Every entry here needs to be repeated exactly.

## STORED DATA
____________________

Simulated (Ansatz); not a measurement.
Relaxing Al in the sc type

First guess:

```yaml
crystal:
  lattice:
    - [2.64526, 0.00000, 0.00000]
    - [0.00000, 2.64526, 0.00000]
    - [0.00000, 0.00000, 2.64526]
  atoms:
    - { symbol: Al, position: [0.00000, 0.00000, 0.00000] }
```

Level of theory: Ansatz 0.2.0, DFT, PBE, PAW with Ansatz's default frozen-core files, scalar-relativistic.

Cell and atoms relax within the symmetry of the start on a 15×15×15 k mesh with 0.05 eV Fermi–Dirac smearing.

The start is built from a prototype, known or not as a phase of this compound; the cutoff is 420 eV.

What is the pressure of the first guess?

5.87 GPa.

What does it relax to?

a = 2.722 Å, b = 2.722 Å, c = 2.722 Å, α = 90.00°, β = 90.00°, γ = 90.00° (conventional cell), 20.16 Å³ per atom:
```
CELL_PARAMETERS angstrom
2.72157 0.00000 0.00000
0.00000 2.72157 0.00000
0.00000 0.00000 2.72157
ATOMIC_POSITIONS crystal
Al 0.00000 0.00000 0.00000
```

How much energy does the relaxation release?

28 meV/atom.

____________________

## ANSWER SECTION
Simulated (Ansatz); not a measurement.
Relaxing Al in the sc type

First guess:

```yaml
crystal:
  lattice:
    - [2.64526, 0.00000, 0.00000]
    - [0.00000, 2.64526, 0.00000]
    - [0.00000, 0.00000, 2.64526]
  atoms:
    - { symbol: Al, position: [0.00000, 0.00000, 0.00000] }
```

Level of theory: Ansatz 0.2.0, DFT, PBE, PAW with Ansatz's default frozen-core files, scalar-relativistic.

Cell and atoms relax within the symmetry of the start on a 15×15×15 k mesh with 0.05 eV Fermi–Dirac smearing.

The start is built from a prototype, known or not as a phase of this compound; the cutoff is 420 eV.

What is the pressure of the first guess?

5.87 GPa.

What does it relax to?

a = 2.722 Å, b = 2.722 Å, c = 2.722 Å, α = 90.00°, β = 90.00°, γ = 90.00° (conventional cell), 20.16 Å³ per atom:
```
CELL_PARAMETERS angstrom
2.72157 0.00000 0.00000
0.00000 2.72157 0.00000
0.00000 0.00000 2.72157
ATOMIC_POSITIONS crystal
Al 0.00000 0.00000 0.00000
```

How much energy does the relaxation release?

28 meV/atom.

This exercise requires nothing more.